**Exercise**
Nothing in the records may be dropped. Retype them all exactly.

>>>>>
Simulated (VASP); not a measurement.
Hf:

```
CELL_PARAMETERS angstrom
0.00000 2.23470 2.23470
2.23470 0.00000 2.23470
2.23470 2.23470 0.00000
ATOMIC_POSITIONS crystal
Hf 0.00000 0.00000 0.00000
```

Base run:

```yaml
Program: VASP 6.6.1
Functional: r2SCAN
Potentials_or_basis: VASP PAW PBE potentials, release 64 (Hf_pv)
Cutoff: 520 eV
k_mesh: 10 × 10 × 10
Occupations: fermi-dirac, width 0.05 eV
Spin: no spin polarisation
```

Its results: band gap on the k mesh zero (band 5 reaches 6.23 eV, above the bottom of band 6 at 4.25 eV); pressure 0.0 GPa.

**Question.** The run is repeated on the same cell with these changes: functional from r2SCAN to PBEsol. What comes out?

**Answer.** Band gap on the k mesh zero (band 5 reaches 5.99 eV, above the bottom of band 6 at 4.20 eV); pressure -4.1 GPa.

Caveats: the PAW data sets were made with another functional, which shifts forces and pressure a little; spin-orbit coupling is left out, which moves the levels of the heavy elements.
<<<<<

**Exercise output**
Simulated (VASP); not a measurement.
Hf:

```
CELL_PARAMETERS angstrom
0.00000 2.23470 2.23470
2.23470 0.00000 2.23470
2.23470 2.23470 0.00000
ATOMIC_POSITIONS crystal
Hf 0.00000 0.00000 0.00000
```

Base run:

```yaml
Program: VASP 6.6.1
Functional: r2SCAN
Potentials_or_basis: VASP PAW PBE potentials, release 64 (Hf_pv)
Cutoff: 520 eV
k_mesh: 10 × 10 × 10
Occupations: fermi-dirac, width 0.05 eV
Spin: no spin polarisation
```

Its results: band gap on the k mesh zero (band 5 reaches 6.23 eV, above the bottom of band 6 at 4.25 eV); pressure 0.0 GPa.

**Question.** The run is repeated on the same cell with these changes: functional from r2SCAN to PBEsol. What comes out?

**Answer.** Band gap on the k mesh zero (band 5 reaches 5.99 eV, above the bottom of band 6 at 4.20 eV); pressure -4.1 GPa.

Caveats: the PAW data sets were made with another functional, which shifts forces and pressure a little; spin-orbit coupling is left out, which moves the levels of the heavy elements.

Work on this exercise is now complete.